Records provided:
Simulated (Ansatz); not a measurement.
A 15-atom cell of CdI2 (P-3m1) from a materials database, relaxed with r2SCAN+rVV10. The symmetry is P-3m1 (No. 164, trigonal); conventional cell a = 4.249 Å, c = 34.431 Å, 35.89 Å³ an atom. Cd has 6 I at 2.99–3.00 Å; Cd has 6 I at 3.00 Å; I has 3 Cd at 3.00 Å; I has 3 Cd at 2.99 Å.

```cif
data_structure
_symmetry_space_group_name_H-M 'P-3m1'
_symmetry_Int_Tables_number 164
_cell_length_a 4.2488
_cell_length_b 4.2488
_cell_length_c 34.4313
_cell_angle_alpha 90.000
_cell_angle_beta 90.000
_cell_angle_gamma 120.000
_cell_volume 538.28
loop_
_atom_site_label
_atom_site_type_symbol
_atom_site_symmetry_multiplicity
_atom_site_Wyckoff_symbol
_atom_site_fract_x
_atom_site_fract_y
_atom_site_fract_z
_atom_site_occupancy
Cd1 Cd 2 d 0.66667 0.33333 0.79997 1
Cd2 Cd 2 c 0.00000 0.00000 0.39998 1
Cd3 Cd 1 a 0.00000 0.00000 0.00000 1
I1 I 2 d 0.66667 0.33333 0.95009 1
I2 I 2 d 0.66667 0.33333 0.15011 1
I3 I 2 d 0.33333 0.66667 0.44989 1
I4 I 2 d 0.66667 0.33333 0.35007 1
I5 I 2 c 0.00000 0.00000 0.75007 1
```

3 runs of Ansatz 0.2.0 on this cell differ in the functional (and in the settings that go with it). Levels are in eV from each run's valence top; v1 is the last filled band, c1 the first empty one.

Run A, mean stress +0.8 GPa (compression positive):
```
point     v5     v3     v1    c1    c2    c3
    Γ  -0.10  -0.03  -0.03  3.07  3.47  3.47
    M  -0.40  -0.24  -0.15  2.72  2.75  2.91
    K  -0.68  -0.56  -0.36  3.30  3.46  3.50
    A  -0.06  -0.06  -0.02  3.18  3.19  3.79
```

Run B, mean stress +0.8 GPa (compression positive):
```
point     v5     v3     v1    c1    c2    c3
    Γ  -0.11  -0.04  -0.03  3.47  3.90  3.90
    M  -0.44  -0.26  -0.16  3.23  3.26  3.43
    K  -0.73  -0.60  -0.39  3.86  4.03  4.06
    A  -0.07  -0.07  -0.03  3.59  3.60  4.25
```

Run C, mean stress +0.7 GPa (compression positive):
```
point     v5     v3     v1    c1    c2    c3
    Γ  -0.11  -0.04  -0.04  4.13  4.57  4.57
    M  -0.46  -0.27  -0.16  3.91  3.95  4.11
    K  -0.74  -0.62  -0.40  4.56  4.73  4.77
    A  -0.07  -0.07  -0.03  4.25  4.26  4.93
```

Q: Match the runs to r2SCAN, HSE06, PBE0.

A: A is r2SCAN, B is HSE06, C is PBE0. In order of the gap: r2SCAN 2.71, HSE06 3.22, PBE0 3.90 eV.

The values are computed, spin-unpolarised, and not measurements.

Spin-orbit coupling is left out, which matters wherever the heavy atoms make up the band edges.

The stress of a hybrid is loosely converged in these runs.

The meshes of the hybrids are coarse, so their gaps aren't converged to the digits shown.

Requirement:
Begin with the line above that has "A: A is r2SCAN, B" and continue through the line that has "The stress of", setting each one down exactly. Stop there.

Exercise solution:
A: A is r2SCAN, B is HSE06, C is PBE0. In order of the gap: r2SCAN 2.71, HSE06 3.22, PBE0 3.90 eV.

The values are computed, spin-unpolarised, and not measurements.

Spin-orbit coupling is left out, which matters wherever the heavy atoms make up the band edges.

The stress of a hybrid is loosely converged in these runs.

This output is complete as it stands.